Extracted data ▸
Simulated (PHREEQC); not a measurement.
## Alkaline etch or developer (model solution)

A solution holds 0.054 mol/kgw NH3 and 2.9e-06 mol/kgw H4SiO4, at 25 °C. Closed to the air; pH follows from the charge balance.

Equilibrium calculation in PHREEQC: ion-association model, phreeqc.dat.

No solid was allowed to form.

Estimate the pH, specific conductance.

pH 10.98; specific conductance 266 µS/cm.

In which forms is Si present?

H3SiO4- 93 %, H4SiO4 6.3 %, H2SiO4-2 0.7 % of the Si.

Requirement ▸
Everything from the first line of the entries above through the line with "In which forms is Si present?" is to be reproduced exactly, and nothing else.

Exercise answer ▸
Simulated (PHREEQC); not a measurement.
## Alkaline etch or developer (model solution)

A solution holds 0.054 mol/kgw NH3 and 2.9e-06 mol/kgw H4SiO4, at 25 °C. Closed to the air; pH follows from the charge balance.

Equilibrium calculation in PHREEQC: ion-association model, phreeqc.dat.

No solid was allowed to form.

Estimate the pH, specific conductance.

pH 10.98; specific conductance 266 µS/cm.

In which forms is Si present?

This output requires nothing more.